### WORK INSTRUCTION:
Please give again, word for word, the lines that lie between the start of the listing below and the line with "Least squares on", both included.

### INFORMATION PROVIDED:
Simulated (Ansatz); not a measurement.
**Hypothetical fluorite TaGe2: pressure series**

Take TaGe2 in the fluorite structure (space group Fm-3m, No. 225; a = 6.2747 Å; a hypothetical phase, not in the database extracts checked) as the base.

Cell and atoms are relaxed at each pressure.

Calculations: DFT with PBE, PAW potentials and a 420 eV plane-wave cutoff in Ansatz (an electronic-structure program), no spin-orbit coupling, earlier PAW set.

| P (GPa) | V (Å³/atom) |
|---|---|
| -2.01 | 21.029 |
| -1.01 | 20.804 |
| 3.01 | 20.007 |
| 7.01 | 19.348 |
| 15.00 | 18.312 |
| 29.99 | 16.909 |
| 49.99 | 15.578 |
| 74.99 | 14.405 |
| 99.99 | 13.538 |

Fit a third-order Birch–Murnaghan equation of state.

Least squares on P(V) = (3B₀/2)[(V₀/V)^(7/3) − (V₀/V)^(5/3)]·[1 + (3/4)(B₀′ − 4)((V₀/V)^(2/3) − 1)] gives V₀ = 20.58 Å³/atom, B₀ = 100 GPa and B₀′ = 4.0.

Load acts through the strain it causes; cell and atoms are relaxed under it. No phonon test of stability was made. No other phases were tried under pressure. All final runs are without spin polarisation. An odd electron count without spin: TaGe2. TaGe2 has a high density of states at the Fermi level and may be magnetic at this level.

### EXERCISE OUTPUT:
Simulated (Ansatz); not a measurement.
**Hypothetical fluorite TaGe2: pressure series**

Take TaGe2 in the fluorite structure (space group Fm-3m, No. 225; a = 6.2747 Å; a hypothetical phase, not in the database extracts checked) as the base.

Cell and atoms are relaxed at each pressure.

Calculations: DFT with PBE, PAW potentials and a 420 eV plane-wave cutoff in Ansatz (an electronic-structure program), no spin-orbit coupling, earlier PAW set.

| P (GPa) | V (Å³/atom) |
|---|---|
| -2.01 | 21.029 |
| -1.01 | 20.804 |
| 3.01 | 20.007 |
| 7.01 | 19.348 |
| 15.00 | 18.312 |
| 29.99 | 16.909 |
| 49.99 | 15.578 |
| 74.99 | 14.405 |
| 99.99 | 13.538 |

Fit a third-order Birch–Murnaghan equation of state.

Least squares on P(V) = (3B₀/2)[(V₀/V)^(7/3) − (V₀/V)^(5/3)]·[1 + (3/4)(B₀′ − 4)((V₀/V)^(2/3) − 1)] gives V₀ = 20.58 Å³/atom, B₀ = 100 GPa and B₀′ = 4.0.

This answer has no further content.